> [Recorded data]:
• • • •

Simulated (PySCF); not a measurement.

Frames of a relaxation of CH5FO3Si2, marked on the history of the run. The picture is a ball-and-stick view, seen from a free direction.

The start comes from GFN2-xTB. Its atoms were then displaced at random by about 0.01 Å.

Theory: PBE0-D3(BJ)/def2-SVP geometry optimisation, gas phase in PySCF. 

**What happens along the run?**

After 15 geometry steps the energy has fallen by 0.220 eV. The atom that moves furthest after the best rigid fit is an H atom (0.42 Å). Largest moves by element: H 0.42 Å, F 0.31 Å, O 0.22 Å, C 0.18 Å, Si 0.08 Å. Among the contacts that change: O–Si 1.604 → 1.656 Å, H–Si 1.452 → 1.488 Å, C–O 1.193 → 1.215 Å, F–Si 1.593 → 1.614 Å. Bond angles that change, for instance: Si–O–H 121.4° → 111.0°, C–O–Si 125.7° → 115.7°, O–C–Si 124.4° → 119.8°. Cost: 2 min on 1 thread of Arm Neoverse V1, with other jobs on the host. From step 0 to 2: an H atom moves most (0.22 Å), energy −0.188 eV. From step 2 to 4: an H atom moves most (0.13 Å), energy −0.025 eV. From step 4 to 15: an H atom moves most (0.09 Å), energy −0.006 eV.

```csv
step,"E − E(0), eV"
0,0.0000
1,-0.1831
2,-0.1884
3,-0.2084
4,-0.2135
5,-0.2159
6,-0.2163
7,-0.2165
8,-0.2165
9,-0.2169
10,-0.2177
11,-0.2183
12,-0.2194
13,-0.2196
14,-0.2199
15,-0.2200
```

• • • •

> [Action item]: From the material above, retype precisely the lines between the line holding "Frames of a" and the line holding "along the run?**", inclusive, and nothing beyond them.

> [Exercise answer]:
Frames of a relaxation of CH5FO3Si2, marked on the history of the run. The picture is a ball-and-stick view, seen from a free direction.

The start comes from GFN2-xTB. Its atoms were then displaced at random by about 0.01 Å.

Theory: PBE0-D3(BJ)/def2-SVP geometry optimisation, gas phase in PySCF. 

**What happens along the run?**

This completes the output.